####################
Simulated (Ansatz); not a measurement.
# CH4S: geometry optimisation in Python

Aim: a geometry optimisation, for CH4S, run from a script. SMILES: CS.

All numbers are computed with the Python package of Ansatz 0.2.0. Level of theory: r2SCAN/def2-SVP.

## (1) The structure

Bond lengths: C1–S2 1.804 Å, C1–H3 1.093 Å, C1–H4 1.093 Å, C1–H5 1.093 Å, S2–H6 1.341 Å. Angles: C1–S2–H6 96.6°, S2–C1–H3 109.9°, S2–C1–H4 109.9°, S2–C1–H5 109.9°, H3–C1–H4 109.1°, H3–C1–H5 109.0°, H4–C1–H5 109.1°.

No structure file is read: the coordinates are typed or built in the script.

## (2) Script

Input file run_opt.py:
####################

Above are the records; from them, give again exactly the lines from the one containing "# CH4S: geometry optimisation in Python" to the one containing "## (2) Script", both lines included, and nothing more.

PROBLEM SOLUTION
# CH4S: geometry optimisation in Python

Aim: a geometry optimisation, for CH4S, run from a script. SMILES: CS.

All numbers are computed with the Python package of Ansatz 0.2.0. Level of theory: r2SCAN/def2-SVP.

## (1) The structure

Bond lengths: C1–S2 1.804 Å, C1–H3 1.093 Å, C1–H4 1.093 Å, C1–H5 1.093 Å, S2–H6 1.341 Å. Angles: C1–S2–H6 96.6°, S2–C1–H3 109.9°, S2–C1–H4 109.9°, S2–C1–H5 109.9°, H3–C1–H4 109.1°, H3–C1–H5 109.0°, H4–C1–H5 109.1°.

No structure file is read: the coordinates are typed or built in the script.

## (2) Script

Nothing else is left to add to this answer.